** Work item **
Every record that follows should be output exactly as it is given.

** Data for analysis **
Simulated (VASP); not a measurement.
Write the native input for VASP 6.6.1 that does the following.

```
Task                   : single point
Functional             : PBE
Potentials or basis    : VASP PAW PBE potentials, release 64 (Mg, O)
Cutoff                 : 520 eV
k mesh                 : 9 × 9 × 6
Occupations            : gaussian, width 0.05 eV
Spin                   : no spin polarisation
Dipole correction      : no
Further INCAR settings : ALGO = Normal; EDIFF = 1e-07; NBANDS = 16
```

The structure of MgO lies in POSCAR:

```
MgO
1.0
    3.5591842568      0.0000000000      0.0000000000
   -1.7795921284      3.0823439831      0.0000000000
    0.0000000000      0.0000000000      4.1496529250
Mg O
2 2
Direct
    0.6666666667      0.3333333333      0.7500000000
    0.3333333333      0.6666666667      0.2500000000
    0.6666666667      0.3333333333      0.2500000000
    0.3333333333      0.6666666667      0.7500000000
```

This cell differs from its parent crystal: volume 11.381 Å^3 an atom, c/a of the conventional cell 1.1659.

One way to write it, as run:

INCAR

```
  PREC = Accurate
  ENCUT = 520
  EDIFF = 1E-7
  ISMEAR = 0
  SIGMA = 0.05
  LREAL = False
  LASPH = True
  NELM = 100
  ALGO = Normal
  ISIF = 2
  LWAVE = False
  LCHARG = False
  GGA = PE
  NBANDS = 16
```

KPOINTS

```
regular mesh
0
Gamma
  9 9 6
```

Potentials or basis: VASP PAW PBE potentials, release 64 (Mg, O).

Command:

** Answer space **
Simulated (VASP); not a measurement.
Write the native input for VASP 6.6.1 that does the following.

```
Task                   : single point
Functional             : PBE
Potentials or basis    : VASP PAW PBE potentials, release 64 (Mg, O)
Cutoff                 : 520 eV
k mesh                 : 9 × 9 × 6
Occupations            : gaussian, width 0.05 eV
Spin                   : no spin polarisation
Dipole correction      : no
Further INCAR settings : ALGO = Normal; EDIFF = 1e-07; NBANDS = 16
```

The structure of MgO lies in POSCAR:

```
MgO
1.0
    3.5591842568      0.0000000000      0.0000000000
   -1.7795921284      3.0823439831      0.0000000000
    0.0000000000      0.0000000000      4.1496529250
Mg O
2 2
Direct
    0.6666666667      0.3333333333      0.7500000000
    0.3333333333      0.6666666667      0.2500000000
    0.6666666667      0.3333333333      0.2500000000
    0.3333333333      0.6666666667      0.7500000000
```

This cell differs from its parent crystal: volume 11.381 Å^3 an atom, c/a of the conventional cell 1.1659.

One way to write it, as run:

INCAR

```
  PREC = Accurate
  ENCUT = 520
  EDIFF = 1E-7
  ISMEAR = 0
  SIGMA = 0.05
  LREAL = False
  LASPH = True
  NELM = 100
  ALGO = Normal
  ISIF = 2
  LWAVE = False
  LCHARG = False
  GGA = PE
  NBANDS = 16
```

KPOINTS

```
regular mesh
0
Gamma
  9 9 6
```

Potentials or basis: VASP PAW PBE potentials, release 64 (Mg, O).

Command:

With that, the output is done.